WORK ORDER
Transcribe the data in full, keeping each line exactly as it appears.

§ §
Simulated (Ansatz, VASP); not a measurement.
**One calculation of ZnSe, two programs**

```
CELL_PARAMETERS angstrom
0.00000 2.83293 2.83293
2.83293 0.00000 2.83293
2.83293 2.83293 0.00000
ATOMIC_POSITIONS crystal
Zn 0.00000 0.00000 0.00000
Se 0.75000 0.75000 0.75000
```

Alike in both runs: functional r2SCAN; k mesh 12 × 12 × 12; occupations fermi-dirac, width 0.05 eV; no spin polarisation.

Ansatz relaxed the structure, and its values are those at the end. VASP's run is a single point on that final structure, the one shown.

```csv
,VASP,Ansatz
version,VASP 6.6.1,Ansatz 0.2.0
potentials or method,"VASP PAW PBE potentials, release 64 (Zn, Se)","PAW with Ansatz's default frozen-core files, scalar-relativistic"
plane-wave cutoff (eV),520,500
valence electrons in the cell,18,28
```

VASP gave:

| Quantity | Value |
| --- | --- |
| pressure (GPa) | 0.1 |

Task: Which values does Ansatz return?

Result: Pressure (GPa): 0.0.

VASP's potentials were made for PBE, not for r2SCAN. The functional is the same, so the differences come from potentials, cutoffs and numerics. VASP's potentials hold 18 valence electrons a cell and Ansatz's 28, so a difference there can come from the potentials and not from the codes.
§ §

RESPONSE AREA
Simulated (Ansatz, VASP); not a measurement.
**One calculation of ZnSe, two programs**

```
CELL_PARAMETERS angstrom
0.00000 2.83293 2.83293
2.83293 0.00000 2.83293
2.83293 2.83293 0.00000
ATOMIC_POSITIONS crystal
Zn 0.00000 0.00000 0.00000
Se 0.75000 0.75000 0.75000
```

Alike in both runs: functional r2SCAN; k mesh 12 × 12 × 12; occupations fermi-dirac, width 0.05 eV; no spin polarisation.

Ansatz relaxed the structure, and its values are those at the end. VASP's run is a single point on that final structure, the one shown.

```csv
,VASP,Ansatz
version,VASP 6.6.1,Ansatz 0.2.0
potentials or method,"VASP PAW PBE potentials, release 64 (Zn, Se)","PAW with Ansatz's default frozen-core files, scalar-relativistic"
plane-wave cutoff (eV),520,500
valence electrons in the cell,18,28
```

VASP gave:

| Quantity | Value |
| --- | --- |
| pressure (GPa) | 0.1 |

Task: Which values does Ansatz return?

Result: Pressure (GPa): 0.0.

VASP's potentials were made for PBE, not for r2SCAN. The functional is the same, so the differences come from potentials, cutoffs and numerics. VASP's potentials hold 18 valence electrons a cell and Ansatz's 28, so a difference there can come from the potentials and not from the codes.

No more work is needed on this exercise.